═══ Listed records ═══

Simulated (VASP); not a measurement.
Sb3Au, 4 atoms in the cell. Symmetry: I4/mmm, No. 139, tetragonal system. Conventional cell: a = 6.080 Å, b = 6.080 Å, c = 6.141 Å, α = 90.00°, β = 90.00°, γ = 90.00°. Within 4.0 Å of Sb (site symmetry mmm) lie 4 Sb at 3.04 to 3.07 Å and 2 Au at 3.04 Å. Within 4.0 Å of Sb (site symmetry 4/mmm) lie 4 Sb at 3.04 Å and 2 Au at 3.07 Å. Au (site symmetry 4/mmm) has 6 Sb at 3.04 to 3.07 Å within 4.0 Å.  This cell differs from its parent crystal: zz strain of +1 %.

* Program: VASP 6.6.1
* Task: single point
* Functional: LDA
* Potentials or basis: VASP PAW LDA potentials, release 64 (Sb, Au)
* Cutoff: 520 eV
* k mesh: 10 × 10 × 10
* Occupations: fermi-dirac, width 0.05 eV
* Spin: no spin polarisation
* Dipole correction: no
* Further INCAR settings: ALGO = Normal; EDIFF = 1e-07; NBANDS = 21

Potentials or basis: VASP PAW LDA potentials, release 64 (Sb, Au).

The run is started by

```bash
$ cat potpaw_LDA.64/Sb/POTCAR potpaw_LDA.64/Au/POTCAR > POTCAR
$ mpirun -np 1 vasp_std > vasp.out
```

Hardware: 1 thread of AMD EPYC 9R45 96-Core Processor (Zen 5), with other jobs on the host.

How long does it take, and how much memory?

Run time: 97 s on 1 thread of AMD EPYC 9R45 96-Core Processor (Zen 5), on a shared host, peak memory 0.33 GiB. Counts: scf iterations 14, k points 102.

═══

_Brief_: For this exercise, please copy exactly the lines of the material above from its first line through the line where "10 × 10 × 10" appears.

_Answer section_:
Simulated (VASP); not a measurement.
Sb3Au, 4 atoms in the cell. Symmetry: I4/mmm, No. 139, tetragonal system. Conventional cell: a = 6.080 Å, b = 6.080 Å, c = 6.141 Å, α = 90.00°, β = 90.00°, γ = 90.00°. Within 4.0 Å of Sb (site symmetry mmm) lie 4 Sb at 3.04 to 3.07 Å and 2 Au at 3.04 Å. Within 4.0 Å of Sb (site symmetry 4/mmm) lie 4 Sb at 3.04 Å and 2 Au at 3.07 Å. Au (site symmetry 4/mmm) has 6 Sb at 3.04 to 3.07 Å within 4.0 Å.  This cell differs from its parent crystal: zz strain of +1 %.

* Program: VASP 6.6.1
* Task: single point
* Functional: LDA
* Potentials or basis: VASP PAW LDA potentials, release 64 (Sb, Au)
* Cutoff: 520 eV
* k mesh: 10 × 10 × 10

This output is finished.